### [Work order]
Take the data below and extract the lines from the one with "B(H) cation (BH), SMILES" to the one with "Coordinates come from", inclusive, exactly as written.

[Data extracts — start]
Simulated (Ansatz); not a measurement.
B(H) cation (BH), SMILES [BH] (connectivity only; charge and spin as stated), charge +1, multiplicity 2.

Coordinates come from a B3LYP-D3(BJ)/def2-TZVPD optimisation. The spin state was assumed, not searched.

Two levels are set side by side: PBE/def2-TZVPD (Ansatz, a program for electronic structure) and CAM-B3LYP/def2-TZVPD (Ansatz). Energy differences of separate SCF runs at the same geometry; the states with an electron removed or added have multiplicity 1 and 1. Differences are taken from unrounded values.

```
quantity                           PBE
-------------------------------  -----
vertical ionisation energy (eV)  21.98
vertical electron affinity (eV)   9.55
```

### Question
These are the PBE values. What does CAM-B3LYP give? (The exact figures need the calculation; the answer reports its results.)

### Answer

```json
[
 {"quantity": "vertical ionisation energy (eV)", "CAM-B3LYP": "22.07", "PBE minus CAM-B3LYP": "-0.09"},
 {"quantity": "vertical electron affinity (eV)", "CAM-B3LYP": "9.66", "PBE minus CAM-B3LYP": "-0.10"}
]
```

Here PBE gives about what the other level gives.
[Data extracts — finish]

### [Written solution]
B(H) cation (BH), SMILES [BH] (connectivity only; charge and spin as stated), charge +1, multiplicity 2.

Coordinates come from a B3LYP-D3(BJ)/def2-TZVPD optimisation. The spin state was assumed, not searched.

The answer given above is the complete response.